● Extracted information:
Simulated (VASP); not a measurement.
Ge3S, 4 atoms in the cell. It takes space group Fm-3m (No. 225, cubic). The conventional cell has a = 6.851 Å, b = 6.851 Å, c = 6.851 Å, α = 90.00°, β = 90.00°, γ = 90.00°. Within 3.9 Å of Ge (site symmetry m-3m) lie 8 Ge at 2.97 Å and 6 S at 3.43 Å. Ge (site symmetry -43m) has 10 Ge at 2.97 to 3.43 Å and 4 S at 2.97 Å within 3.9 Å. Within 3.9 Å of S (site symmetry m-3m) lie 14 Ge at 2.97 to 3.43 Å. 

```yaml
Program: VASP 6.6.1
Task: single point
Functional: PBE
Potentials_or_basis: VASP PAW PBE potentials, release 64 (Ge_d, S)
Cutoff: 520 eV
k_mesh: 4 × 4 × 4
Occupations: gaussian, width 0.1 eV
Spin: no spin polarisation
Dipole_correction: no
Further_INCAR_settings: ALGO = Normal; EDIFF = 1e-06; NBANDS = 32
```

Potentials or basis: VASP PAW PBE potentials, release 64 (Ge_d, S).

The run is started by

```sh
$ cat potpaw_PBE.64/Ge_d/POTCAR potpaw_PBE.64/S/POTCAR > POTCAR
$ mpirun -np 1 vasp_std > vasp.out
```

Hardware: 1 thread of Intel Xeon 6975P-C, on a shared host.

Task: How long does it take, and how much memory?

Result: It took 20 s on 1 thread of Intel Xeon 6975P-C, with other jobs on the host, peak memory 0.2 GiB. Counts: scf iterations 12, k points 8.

● Work order:
In the entries above, please find the line with "Ge3S, 4 atoms" and the line with "Hardware: 1 thread", then write out exactly those two lines and every line between them, and nothing more.

● Response area:
Ge3S, 4 atoms in the cell. It takes space group Fm-3m (No. 225, cubic). The conventional cell has a = 6.851 Å, b = 6.851 Å, c = 6.851 Å, α = 90.00°, β = 90.00°, γ = 90.00°. Within 3.9 Å of Ge (site symmetry m-3m) lie 8 Ge at 2.97 Å and 6 S at 3.43 Å. Ge (site symmetry -43m) has 10 Ge at 2.97 to 3.43 Å and 4 S at 2.97 Å within 3.9 Å. Within 3.9 Å of S (site symmetry m-3m) lie 14 Ge at 2.97 to 3.43 Å. 

```yaml
Program: VASP 6.6.1
Task: single point
Functional: PBE
Potentials_or_basis: VASP PAW PBE potentials, release 64 (Ge_d, S)
Cutoff: 520 eV
k_mesh: 4 × 4 × 4
Occupations: gaussian, width 0.1 eV
Spin: no spin polarisation
Dipole_correction: no
Further_INCAR_settings: ALGO = Normal; EDIFF = 1e-06; NBANDS = 32
```

Potentials or basis: VASP PAW PBE potentials, release 64 (Ge_d, S).

The run is started by

```sh
$ cat potpaw_PBE.64/Ge_d/POTCAR potpaw_PBE.64/S/POTCAR > POTCAR
$ mpirun -np 1 vasp_std > vasp.out
```

Hardware: 1 thread of Intel Xeon 6975P-C, on a shared host.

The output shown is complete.